══ Study material

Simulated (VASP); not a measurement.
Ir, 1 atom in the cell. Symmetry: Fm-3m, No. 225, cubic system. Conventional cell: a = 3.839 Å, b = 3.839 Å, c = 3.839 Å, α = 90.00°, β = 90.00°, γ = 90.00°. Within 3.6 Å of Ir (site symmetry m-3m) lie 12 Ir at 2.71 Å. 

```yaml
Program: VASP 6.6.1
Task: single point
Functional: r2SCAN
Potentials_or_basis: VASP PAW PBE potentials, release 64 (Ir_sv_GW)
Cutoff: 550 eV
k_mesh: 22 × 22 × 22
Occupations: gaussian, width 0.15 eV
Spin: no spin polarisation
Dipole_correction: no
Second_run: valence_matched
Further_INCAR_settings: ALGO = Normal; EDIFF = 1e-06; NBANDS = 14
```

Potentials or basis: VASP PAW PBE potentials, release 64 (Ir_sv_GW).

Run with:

════

== Work task ==
Within the material above, copy exactly the lines from the line that holds "Ir, 1 atom in" up to and including the line that holds "Potentials or basis: VASP".

== Task solution ==
Ir, 1 atom in the cell. Symmetry: Fm-3m, No. 225, cubic system. Conventional cell: a = 3.839 Å, b = 3.839 Å, c = 3.839 Å, α = 90.00°, β = 90.00°, γ = 90.00°. Within 3.6 Å of Ir (site symmetry m-3m) lie 12 Ir at 2.71 Å. 

```yaml
Program: VASP 6.6.1
Task: single point
Functional: r2SCAN
Potentials_or_basis: VASP PAW PBE potentials, release 64 (Ir_sv_GW)
Cutoff: 550 eV
k_mesh: 22 × 22 × 22
Occupations: gaussian, width 0.15 eV
Spin: no spin polarisation
Dipole_correction: no
Second_run: valence_matched
Further_INCAR_settings: ALGO = Normal; EDIFF = 1e-06; NBANDS = 14
```

Potentials or basis: VASP PAW PBE potentials, release 64 (Ir_sv_GW).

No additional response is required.